# Task item
Exactly as they appear, set down all the lines of the material.

# Material supplied
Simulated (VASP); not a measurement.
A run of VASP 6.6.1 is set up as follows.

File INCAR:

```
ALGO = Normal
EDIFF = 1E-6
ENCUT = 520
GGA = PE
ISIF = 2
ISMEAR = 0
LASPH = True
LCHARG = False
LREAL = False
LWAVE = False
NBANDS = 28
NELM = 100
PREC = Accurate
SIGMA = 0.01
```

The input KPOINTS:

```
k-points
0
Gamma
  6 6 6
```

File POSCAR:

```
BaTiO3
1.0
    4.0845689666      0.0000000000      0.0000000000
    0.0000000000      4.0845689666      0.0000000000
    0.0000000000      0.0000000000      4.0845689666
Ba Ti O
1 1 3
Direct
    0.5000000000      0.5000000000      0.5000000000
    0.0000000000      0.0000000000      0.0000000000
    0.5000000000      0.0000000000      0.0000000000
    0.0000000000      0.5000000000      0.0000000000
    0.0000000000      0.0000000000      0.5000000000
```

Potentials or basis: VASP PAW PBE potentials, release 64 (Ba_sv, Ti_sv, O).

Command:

# Reply
Simulated (VASP); not a measurement.
A run of VASP 6.6.1 is set up as follows.

File INCAR:

```
ALGO = Normal
EDIFF = 1E-6
ENCUT = 520
GGA = PE
ISIF = 2
ISMEAR = 0
LASPH = True
LCHARG = False
LREAL = False
LWAVE = False
NBANDS = 28
NELM = 100
PREC = Accurate
SIGMA = 0.01
```

The input KPOINTS:

```
k-points
0
Gamma
  6 6 6
```

File POSCAR:

```
BaTiO3
1.0
    4.0845689666      0.0000000000      0.0000000000
    0.0000000000      4.0845689666      0.0000000000
    0.0000000000      0.0000000000      4.0845689666
Ba Ti O
1 1 3
Direct
    0.5000000000      0.5000000000      0.5000000000
    0.0000000000      0.0000000000      0.0000000000
    0.5000000000      0.0000000000      0.0000000000
    0.0000000000      0.5000000000      0.0000000000
    0.0000000000      0.0000000000      0.5000000000
```

Potentials or basis: VASP PAW PBE potentials, release 64 (Ba_sv, Ti_sv, O).

Command:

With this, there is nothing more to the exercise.